__The data__
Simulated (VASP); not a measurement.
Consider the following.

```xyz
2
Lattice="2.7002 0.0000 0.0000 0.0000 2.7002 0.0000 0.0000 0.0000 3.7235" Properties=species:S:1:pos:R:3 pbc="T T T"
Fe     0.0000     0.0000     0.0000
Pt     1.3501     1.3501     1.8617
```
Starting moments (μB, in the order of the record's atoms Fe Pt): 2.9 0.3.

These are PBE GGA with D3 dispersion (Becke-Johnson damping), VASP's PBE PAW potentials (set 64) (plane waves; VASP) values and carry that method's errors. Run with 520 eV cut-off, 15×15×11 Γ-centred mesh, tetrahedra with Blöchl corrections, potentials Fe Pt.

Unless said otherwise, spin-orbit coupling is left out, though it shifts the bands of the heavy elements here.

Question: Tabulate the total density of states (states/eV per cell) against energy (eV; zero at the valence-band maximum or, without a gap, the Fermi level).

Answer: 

__Required action__
Write out again every entry above, exactly as given.

__Written solution__
Simulated (VASP); not a measurement.
Consider the following.

```xyz
2
Lattice="2.7002 0.0000 0.0000 0.0000 2.7002 0.0000 0.0000 0.0000 3.7235" Properties=species:S:1:pos:R:3 pbc="T T T"
Fe     0.0000     0.0000     0.0000
Pt     1.3501     1.3501     1.8617
```
Starting moments (μB, in the order of the record's atoms Fe Pt): 2.9 0.3.

These are PBE GGA with D3 dispersion (Becke-Johnson damping), VASP's PBE PAW potentials (set 64) (plane waves; VASP) values and carry that method's errors. Run with 520 eV cut-off, 15×15×11 Γ-centred mesh, tetrahedra with Blöchl corrections, potentials Fe Pt.

Unless said otherwise, spin-orbit coupling is left out, though it shifts the bands of the heavy elements here.

Question: Tabulate the total density of states (states/eV per cell) against energy (eV; zero at the valence-band maximum or, without a gap, the Fermi level).

Answer: 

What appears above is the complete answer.